*** Opening of Material shown ***

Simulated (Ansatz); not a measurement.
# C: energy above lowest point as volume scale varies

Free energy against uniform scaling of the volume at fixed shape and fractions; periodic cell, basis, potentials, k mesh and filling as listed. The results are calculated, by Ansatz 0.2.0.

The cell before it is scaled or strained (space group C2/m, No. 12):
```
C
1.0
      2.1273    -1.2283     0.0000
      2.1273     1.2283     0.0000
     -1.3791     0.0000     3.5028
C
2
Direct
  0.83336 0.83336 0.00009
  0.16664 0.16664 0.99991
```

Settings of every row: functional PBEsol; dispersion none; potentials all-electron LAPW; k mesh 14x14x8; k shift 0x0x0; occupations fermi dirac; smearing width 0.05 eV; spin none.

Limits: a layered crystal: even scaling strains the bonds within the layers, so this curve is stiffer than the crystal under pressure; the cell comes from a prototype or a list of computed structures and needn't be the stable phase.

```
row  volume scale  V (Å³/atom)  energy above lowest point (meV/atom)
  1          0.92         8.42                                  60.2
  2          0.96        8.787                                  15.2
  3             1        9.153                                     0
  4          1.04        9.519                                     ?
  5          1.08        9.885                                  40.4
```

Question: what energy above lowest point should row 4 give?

*** Close of Material shown ***

* [Work item]
Reproduce the lines of the entries above from the one with "# C: energy" to the one with "Free energy against", both included, exactly and without any other line.

* [Answer area]
# C: energy above lowest point as volume scale varies

Free energy against uniform scaling of the volume at fixed shape and fractions; periodic cell, basis, potentials, k mesh and filling as listed. The results are calculated, by Ansatz 0.2.0.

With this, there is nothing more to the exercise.